◆ Assigned task
Produce an exact copy of the first line of the data below and each line after it, please, up to and including the one with "Two geometries of".

◆ Dataset extract
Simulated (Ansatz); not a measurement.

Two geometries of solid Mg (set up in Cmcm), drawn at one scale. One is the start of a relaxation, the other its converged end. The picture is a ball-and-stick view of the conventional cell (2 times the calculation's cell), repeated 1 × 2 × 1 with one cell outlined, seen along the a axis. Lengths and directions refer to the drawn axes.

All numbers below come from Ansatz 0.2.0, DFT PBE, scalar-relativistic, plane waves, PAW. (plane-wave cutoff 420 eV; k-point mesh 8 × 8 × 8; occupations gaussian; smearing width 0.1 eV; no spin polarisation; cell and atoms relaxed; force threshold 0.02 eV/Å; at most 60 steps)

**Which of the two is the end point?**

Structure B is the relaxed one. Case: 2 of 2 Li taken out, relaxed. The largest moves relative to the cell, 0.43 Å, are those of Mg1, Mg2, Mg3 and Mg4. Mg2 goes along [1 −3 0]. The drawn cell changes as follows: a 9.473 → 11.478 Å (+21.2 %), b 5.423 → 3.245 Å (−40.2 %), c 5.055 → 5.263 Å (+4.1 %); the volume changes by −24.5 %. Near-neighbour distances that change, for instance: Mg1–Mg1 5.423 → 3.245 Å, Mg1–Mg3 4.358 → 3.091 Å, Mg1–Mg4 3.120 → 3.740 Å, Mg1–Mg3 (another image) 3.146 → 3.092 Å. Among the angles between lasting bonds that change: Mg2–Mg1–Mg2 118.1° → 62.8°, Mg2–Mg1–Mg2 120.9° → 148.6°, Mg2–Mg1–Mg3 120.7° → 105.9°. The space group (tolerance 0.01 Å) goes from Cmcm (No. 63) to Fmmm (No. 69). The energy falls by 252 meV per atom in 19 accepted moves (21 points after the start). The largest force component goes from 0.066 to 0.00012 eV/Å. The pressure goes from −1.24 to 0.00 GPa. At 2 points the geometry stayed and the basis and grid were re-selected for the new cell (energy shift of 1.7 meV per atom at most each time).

◆ Your solution
Simulated (Ansatz); not a measurement.

Two geometries of solid Mg (set up in Cmcm), drawn at one scale. One is the start of a relaxation, the other its converged end. The picture is a ball-and-stick view of the conventional cell (2 times the calculation's cell), repeated 1 × 2 × 1 with one cell outlined, seen along the a axis. Lengths and directions refer to the drawn axes.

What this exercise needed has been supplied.